• _WORK ORDER_:
Print out the data below in full, exactly as written.

• _SUPPLIED RECORDS_:
Start of Block

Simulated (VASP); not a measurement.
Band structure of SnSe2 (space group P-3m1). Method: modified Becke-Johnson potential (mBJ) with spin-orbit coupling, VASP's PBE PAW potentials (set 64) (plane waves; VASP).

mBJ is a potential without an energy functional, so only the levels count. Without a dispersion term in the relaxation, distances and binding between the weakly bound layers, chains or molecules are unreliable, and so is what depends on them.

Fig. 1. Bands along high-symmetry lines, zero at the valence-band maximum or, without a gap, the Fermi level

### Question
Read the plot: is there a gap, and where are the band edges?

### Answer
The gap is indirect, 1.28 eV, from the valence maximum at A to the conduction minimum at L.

End of Block

• _TASK OUTPUT_:
Simulated (VASP); not a measurement.
Band structure of SnSe2 (space group P-3m1). Method: modified Becke-Johnson potential (mBJ) with spin-orbit coupling, VASP's PBE PAW potentials (set 64) (plane waves; VASP).

mBJ is a potential without an energy functional, so only the levels count. Without a dispersion term in the relaxation, distances and binding between the weakly bound layers, chains or molecules are unreliable, and so is what depends on them.

Fig. 1. Bands along high-symmetry lines, zero at the valence-band maximum or, without a gap, the Fermi level

### Question
Read the plot: is there a gap, and where are the band edges?

### Answer
The gap is indirect, 1.28 eV, from the valence maximum at A to the conduction minimum at L.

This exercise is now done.